— Work item —
Each line from the start of the listing below through the line containing "# Single-point calculation" should be reproduced exactly, with no others.

— Supplied entries —
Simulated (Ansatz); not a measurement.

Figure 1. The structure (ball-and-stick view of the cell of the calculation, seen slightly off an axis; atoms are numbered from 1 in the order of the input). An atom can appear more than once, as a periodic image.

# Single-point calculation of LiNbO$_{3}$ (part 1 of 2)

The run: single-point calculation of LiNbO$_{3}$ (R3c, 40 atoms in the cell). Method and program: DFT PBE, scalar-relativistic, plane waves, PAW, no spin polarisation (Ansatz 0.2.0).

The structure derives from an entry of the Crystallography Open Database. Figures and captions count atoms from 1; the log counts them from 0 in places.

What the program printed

— Answer space —
Simulated (Ansatz); not a measurement.

Figure 1. The structure (ball-and-stick view of the cell of the calculation, seen slightly off an axis; atoms are numbered from 1 in the order of the input). An atom can appear more than once, as a periodic image.

# Single-point calculation of LiNbO$_{3}$ (part 1 of 2)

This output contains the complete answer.